PROVIDED MATERIAL:
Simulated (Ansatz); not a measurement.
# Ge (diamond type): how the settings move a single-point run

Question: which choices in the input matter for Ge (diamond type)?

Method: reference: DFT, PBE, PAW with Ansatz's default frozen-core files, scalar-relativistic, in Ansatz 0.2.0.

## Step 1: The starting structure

REQUIRED ACTION: Retype every line of the material above without altering anything.

WORKED SOLUTION:
Simulated (Ansatz); not a measurement.
# Ge (diamond type): how the settings move a single-point run

Question: which choices in the input matter for Ge (diamond type)?

Method: reference: DFT, PBE, PAW with Ansatz's default frozen-core files, scalar-relativistic, in Ansatz 0.2.0.

## Step 1: The starting structure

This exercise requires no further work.